▸ Work item:
Reprint the listing. Every line must match the original exactly.

▸ Supplied information:
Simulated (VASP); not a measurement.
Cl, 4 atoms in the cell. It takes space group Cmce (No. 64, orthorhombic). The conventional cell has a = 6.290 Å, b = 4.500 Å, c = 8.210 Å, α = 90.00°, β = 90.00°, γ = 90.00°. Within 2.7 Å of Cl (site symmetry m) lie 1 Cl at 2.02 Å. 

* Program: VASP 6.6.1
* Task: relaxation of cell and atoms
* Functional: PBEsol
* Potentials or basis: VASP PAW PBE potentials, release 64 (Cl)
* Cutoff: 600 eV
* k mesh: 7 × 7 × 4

▸ Exercise output:
Simulated (VASP); not a measurement.
Cl, 4 atoms in the cell. It takes space group Cmce (No. 64, orthorhombic). The conventional cell has a = 6.290 Å, b = 4.500 Å, c = 8.210 Å, α = 90.00°, β = 90.00°, γ = 90.00°. Within 2.7 Å of Cl (site symmetry m) lie 1 Cl at 2.02 Å. 

* Program: VASP 6.6.1
* Task: relaxation of cell and atoms
* Functional: PBEsol
* Potentials or basis: VASP PAW PBE potentials, release 64 (Cl)
* Cutoff: 600 eV
* k mesh: 7 × 7 × 4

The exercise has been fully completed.